EXERCISE - Give every entry again, word for word.

DATASET RECORDS -
--
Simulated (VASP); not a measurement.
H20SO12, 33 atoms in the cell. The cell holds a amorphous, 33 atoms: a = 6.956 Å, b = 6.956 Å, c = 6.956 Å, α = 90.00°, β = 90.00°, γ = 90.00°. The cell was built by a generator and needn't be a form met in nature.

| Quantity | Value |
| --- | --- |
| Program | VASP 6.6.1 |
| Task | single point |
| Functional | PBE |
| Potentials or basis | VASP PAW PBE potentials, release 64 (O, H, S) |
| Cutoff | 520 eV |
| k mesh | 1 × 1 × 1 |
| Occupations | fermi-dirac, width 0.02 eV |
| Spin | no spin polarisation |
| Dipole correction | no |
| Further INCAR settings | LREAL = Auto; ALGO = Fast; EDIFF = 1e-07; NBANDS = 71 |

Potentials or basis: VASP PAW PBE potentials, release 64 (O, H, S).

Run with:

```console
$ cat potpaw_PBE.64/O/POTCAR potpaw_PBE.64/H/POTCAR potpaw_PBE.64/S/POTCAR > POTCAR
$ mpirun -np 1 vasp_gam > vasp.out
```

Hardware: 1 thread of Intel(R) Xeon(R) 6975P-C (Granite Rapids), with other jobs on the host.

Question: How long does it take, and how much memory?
--

TASK ANSWER -
Simulated (VASP); not a measurement.
H20SO12, 33 atoms in the cell. The cell holds a amorphous, 33 atoms: a = 6.956 Å, b = 6.956 Å, c = 6.956 Å, α = 90.00°, β = 90.00°, γ = 90.00°. The cell was built by a generator and needn't be a form met in nature.

| Quantity | Value |
| --- | --- |
| Program | VASP 6.6.1 |
| Task | single point |
| Functional | PBE |
| Potentials or basis | VASP PAW PBE potentials, release 64 (O, H, S) |
| Cutoff | 520 eV |
| k mesh | 1 × 1 × 1 |
| Occupations | fermi-dirac, width 0.02 eV |
| Spin | no spin polarisation |
| Dipole correction | no |
| Further INCAR settings | LREAL = Auto; ALGO = Fast; EDIFF = 1e-07; NBANDS = 71 |

Potentials or basis: VASP PAW PBE potentials, release 64 (O, H, S).

Run with:

```console
$ cat potpaw_PBE.64/O/POTCAR potpaw_PBE.64/H/POTCAR potpaw_PBE.64/S/POTCAR > POTCAR
$ mpirun -np 1 vasp_gam > vasp.out
```

Hardware: 1 thread of Intel(R) Xeon(R) 6975P-C (Granite Rapids), with other jobs on the host.

Question: How long does it take, and how much memory?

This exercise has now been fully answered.